| EXERCISE |
In the listing below, the line containing "Dispersion | D3(BJ)+ATM |" marks the end; copy exactly every line from the first through that one.

DATA EXTRACTS Block Start

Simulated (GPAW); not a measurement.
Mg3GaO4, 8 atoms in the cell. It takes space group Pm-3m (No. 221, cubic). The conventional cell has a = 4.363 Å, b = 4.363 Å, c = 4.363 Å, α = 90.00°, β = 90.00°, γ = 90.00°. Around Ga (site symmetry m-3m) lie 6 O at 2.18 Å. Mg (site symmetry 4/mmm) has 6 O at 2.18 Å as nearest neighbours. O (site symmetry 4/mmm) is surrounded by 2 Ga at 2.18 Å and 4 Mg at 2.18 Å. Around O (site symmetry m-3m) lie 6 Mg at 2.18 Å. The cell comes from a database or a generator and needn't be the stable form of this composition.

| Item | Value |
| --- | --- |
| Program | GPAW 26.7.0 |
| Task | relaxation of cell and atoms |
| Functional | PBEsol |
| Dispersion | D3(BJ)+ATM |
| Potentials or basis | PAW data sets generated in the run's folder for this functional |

DATA EXTRACTS Block End

| WRITTEN ANSWER |
Simulated (GPAW); not a measurement.
Mg3GaO4, 8 atoms in the cell. It takes space group Pm-3m (No. 221, cubic). The conventional cell has a = 4.363 Å, b = 4.363 Å, c = 4.363 Å, α = 90.00°, β = 90.00°, γ = 90.00°. Around Ga (site symmetry m-3m) lie 6 O at 2.18 Å. Mg (site symmetry 4/mmm) has 6 O at 2.18 Å as nearest neighbours. O (site symmetry 4/mmm) is surrounded by 2 Ga at 2.18 Å and 4 Mg at 2.18 Å. Around O (site symmetry m-3m) lie 6 Mg at 2.18 Å. The cell comes from a database or a generator and needn't be the stable form of this composition.

| Item | Value |
| --- | --- |
| Program | GPAW 26.7.0 |
| Task | relaxation of cell and atoms |
| Functional | PBEsol |
| Dispersion | D3(BJ)+ATM |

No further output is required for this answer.